In the entries below, find the line with "The calculation used" and the line with "### What happened in the run?"; give again those lines and every line between them, exactly.

ENTRIES SUPPLIED START

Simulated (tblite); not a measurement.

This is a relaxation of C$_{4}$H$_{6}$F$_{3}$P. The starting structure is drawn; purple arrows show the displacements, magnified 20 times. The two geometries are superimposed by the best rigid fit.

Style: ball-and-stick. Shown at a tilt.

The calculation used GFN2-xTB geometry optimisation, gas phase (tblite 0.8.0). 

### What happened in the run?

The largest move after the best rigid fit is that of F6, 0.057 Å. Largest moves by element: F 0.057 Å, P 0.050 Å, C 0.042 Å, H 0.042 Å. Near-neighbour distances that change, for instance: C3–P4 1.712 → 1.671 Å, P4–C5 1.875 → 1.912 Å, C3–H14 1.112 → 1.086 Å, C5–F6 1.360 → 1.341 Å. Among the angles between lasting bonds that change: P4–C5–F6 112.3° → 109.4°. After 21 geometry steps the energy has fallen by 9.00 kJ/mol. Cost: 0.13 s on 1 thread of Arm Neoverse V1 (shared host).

ENTRIES SUPPLIED END

*RESPONSE BOX*:
The calculation used GFN2-xTB geometry optimisation, gas phase (tblite 0.8.0). 

### What happened in the run?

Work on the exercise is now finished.